=== Requirement ===
Your output should be the lines of the data that follow, reproduced exactly from the first through the line bearing "ABINIT 10.8.3; PBE".

++++++

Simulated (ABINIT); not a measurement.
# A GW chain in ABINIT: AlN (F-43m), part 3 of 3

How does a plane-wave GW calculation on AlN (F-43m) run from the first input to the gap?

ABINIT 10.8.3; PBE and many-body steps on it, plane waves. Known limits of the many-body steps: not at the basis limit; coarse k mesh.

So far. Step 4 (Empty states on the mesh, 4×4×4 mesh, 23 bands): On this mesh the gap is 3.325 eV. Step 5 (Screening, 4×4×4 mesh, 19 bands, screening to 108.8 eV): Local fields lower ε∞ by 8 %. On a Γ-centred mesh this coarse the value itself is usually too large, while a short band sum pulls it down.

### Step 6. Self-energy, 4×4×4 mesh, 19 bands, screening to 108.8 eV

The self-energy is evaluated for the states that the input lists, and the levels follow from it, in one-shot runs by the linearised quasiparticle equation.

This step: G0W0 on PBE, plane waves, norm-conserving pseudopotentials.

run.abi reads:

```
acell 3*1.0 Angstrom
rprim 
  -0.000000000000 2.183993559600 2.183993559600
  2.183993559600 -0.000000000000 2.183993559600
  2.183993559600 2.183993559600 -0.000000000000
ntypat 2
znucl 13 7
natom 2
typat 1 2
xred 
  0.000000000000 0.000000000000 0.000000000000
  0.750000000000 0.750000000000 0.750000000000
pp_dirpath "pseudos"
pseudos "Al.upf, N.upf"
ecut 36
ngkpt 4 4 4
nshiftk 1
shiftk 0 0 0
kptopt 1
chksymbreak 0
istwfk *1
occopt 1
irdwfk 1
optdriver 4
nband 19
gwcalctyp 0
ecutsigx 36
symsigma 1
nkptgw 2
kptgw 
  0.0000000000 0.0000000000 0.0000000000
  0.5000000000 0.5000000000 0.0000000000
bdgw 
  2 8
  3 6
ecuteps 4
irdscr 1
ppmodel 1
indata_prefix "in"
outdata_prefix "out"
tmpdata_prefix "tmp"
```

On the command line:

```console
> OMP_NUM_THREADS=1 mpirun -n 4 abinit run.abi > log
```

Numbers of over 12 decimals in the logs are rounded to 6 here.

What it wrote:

++++++

=== Exercise output ===
Simulated (ABINIT); not a measurement.
# A GW chain in ABINIT: AlN (F-43m), part 3 of 3

How does a plane-wave GW calculation on AlN (F-43m) run from the first input to the gap?

ABINIT 10.8.3; PBE and many-body steps on it, plane waves. Known limits of the many-body steps: not at the basis limit; coarse k mesh.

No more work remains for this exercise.